* _STORED DATA_:
::::

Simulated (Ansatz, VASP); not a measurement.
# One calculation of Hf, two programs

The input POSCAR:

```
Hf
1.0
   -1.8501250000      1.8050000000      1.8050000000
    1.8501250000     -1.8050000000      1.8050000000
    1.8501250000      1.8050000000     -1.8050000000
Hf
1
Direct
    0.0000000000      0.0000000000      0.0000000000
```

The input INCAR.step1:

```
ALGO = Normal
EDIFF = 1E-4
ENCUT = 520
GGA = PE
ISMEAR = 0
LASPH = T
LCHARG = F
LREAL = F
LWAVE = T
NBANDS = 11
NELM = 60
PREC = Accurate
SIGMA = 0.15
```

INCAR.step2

::::

* _WORK INSTRUCTION_: All of the material above should be printed again exactly as it is.

* _ANSWER SPACE_:
Simulated (Ansatz, VASP); not a measurement.
# One calculation of Hf, two programs

The input POSCAR:

```
Hf
1.0
   -1.8501250000      1.8050000000      1.8050000000
    1.8501250000     -1.8050000000      1.8050000000
    1.8501250000      1.8050000000     -1.8050000000
Hf
1
Direct
    0.0000000000      0.0000000000      0.0000000000
```

The input INCAR.step1:

```
ALGO = Normal
EDIFF = 1E-4
ENCUT = 520
GGA = PE
ISMEAR = 0
LASPH = T
LCHARG = F
LREAL = F
LWAVE = T
NBANDS = 11
NELM = 60
PREC = Accurate
SIGMA = 0.15
```

INCAR.step2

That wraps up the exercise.